[Task item]
Give the data again exactly as it appears.

[Raw data Boundary: Start]
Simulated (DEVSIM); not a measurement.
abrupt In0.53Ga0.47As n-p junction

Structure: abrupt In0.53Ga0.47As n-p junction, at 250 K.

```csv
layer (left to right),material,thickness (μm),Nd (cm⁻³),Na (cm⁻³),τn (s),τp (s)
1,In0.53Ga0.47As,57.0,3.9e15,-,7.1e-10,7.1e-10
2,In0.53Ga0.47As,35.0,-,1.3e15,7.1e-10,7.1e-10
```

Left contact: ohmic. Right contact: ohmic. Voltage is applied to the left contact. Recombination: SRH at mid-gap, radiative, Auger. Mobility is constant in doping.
[Raw data Boundary: End]

[Solution]
Simulated (DEVSIM); not a measurement.
abrupt In0.53Ga0.47As n-p junction

Structure: abrupt In0.53Ga0.47As n-p junction, at 250 K.

```csv
layer (left to right),material,thickness (μm),Nd (cm⁻³),Na (cm⁻³),τn (s),τp (s)
1,In0.53Ga0.47As,57.0,3.9e15,-,7.1e-10,7.1e-10
2,In0.53Ga0.47As,35.0,-,1.3e15,7.1e-10,7.1e-10
```

Left contact: ohmic. Right contact: ohmic. Voltage is applied to the left contact. Recombination: SRH at mid-gap, radiative, Auger. Mobility is constant in doping.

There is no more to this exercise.